▼

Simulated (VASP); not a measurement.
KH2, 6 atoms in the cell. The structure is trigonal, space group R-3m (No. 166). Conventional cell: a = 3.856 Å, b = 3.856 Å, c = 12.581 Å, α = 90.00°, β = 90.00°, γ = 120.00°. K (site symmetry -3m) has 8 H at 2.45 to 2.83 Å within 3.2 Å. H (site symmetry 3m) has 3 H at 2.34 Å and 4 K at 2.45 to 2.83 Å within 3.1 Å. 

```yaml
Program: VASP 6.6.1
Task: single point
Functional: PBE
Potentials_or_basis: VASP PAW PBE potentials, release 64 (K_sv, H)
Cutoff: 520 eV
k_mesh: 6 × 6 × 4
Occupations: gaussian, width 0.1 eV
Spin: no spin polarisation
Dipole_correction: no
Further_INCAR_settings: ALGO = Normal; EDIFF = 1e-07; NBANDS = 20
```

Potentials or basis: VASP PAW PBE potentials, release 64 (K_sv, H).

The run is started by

▲

An exact copy of every record is needed.

Problem solution.
Simulated (VASP); not a measurement.
KH2, 6 atoms in the cell. The structure is trigonal, space group R-3m (No. 166). Conventional cell: a = 3.856 Å, b = 3.856 Å, c = 12.581 Å, α = 90.00°, β = 90.00°, γ = 120.00°. K (site symmetry -3m) has 8 H at 2.45 to 2.83 Å within 3.2 Å. H (site symmetry 3m) has 3 H at 2.34 Å and 4 K at 2.45 to 2.83 Å within 3.1 Å. 

```yaml
Program: VASP 6.6.1
Task: single point
Functional: PBE
Potentials_or_basis: VASP PAW PBE potentials, release 64 (K_sv, H)
Cutoff: 520 eV
k_mesh: 6 × 6 × 4
Occupations: gaussian, width 0.1 eV
Spin: no spin polarisation
Dipole_correction: no
Further_INCAR_settings: ALGO = Normal; EDIFF = 1e-07; NBANDS = 20
```

Potentials or basis: VASP PAW PBE potentials, release 64 (K_sv, H).

The run is started by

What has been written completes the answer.